** Excerpted data follows **
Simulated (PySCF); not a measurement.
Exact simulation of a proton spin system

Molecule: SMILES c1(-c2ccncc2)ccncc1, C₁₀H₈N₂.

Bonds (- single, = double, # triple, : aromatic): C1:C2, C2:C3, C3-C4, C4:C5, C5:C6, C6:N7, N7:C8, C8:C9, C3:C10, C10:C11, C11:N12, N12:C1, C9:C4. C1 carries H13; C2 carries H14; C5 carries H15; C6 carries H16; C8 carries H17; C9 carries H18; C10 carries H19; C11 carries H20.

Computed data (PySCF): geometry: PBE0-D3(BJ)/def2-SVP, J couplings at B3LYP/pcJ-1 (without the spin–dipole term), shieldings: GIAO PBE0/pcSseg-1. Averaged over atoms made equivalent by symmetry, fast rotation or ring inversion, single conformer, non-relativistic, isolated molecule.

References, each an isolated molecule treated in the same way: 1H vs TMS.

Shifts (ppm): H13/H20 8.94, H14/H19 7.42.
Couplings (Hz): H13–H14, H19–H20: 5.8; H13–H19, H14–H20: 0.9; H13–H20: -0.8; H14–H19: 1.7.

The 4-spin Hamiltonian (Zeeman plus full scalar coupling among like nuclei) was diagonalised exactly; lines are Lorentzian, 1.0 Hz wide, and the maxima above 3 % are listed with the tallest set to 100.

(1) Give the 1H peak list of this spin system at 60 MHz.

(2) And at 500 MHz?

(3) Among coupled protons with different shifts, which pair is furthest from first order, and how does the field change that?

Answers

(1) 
** End of Excerpted data **

[Work request]
Write out exactly the lines that fall from the line with "Shifts (ppm): H13/H20 8.94, H14/H19 7.42." to the line with "Couplings (Hz): H13–H14, H19–H20: 5.8;" in the records above, keeping both ends.

[Answer box]
Shifts (ppm): H13/H20 8.94, H14/H19 7.42.
Couplings (Hz): H13–H14, H19–H20: 5.8; H13–H19, H14–H20: 0.9; H13–H20: -0.8; H14–H19: 1.7.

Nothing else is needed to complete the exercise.